──────────

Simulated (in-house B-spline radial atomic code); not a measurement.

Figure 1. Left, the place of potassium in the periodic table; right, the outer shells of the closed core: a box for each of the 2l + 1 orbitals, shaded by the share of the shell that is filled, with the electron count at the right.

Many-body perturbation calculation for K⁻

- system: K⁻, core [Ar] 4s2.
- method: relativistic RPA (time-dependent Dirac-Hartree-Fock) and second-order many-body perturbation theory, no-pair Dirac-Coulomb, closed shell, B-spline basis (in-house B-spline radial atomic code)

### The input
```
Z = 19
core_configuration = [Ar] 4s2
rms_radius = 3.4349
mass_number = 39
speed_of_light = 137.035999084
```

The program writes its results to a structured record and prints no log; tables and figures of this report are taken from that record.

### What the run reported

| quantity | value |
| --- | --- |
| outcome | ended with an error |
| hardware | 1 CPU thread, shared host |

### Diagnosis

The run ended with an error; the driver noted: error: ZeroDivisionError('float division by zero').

──────────

REQUIREMENT: Up to and including the line that contains "with an error |", restate word for word every line of the entries, starting from the first.

RESPONSE BOX:
Simulated (in-house B-spline radial atomic code); not a measurement.

Figure 1. Left, the place of potassium in the periodic table; right, the outer shells of the closed core: a box for each of the 2l + 1 orbitals, shaded by the share of the shell that is filled, with the electron count at the right.

Many-body perturbation calculation for K⁻

- system: K⁻, core [Ar] 4s2.
- method: relativistic RPA (time-dependent Dirac-Hartree-Fock) and second-order many-body perturbation theory, no-pair Dirac-Coulomb, closed shell, B-spline basis (in-house B-spline radial atomic code)

### The input
```
Z = 19
core_configuration = [Ar] 4s2
rms_radius = 3.4349
mass_number = 39
speed_of_light = 137.035999084
```

The program writes its results to a structured record and prints no log; tables and figures of this report are taken from that record.

### What the run reported

| quantity | value |
| --- | --- |
| outcome | ended with an error |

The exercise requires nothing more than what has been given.